◆ ASSIGNMENT:
Print the records below word for word, beginning with the first line and ending once the line containing "Method: PBE/def2-TZVP; geometry: GFN2-xTB;" is printed.

◆ INPUT DATA:
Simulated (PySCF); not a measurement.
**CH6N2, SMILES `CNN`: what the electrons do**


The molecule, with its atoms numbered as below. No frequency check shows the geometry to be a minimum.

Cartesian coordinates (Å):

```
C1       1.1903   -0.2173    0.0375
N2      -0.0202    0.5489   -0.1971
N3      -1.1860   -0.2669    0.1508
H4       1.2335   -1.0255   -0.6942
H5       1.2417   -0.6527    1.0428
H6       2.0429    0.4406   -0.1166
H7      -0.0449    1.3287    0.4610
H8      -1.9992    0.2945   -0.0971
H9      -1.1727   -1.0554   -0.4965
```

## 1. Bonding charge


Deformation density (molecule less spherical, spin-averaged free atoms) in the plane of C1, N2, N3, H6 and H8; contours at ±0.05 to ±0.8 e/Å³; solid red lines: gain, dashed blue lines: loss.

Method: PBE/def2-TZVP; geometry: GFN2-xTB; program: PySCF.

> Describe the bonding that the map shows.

◆ EXERCISE SOLUTION:
Simulated (PySCF); not a measurement.
**CH6N2, SMILES `CNN`: what the electrons do**


The molecule, with its atoms numbered as below. No frequency check shows the geometry to be a minimum.

Cartesian coordinates (Å):

```
C1       1.1903   -0.2173    0.0375
N2      -0.0202    0.5489   -0.1971
N3      -1.1860   -0.2669    0.1508
H4       1.2335   -1.0255   -0.6942
H5       1.2417   -0.6527    1.0428
H6       2.0429    0.4406   -0.1166
H7      -0.0449    1.3287    0.4610
H8      -1.9992    0.2945   -0.0971
H9      -1.1727   -1.0554   -0.4965
```

## 1. Bonding charge


Deformation density (molecule less spherical, spin-averaged free atoms) in the plane of C1, N2, N3, H6 and H8; contours at ±0.05 to ±0.8 e/Å³; solid red lines: gain, dashed blue lines: loss.

Method: PBE/def2-TZVP; geometry: GFN2-xTB; program: PySCF.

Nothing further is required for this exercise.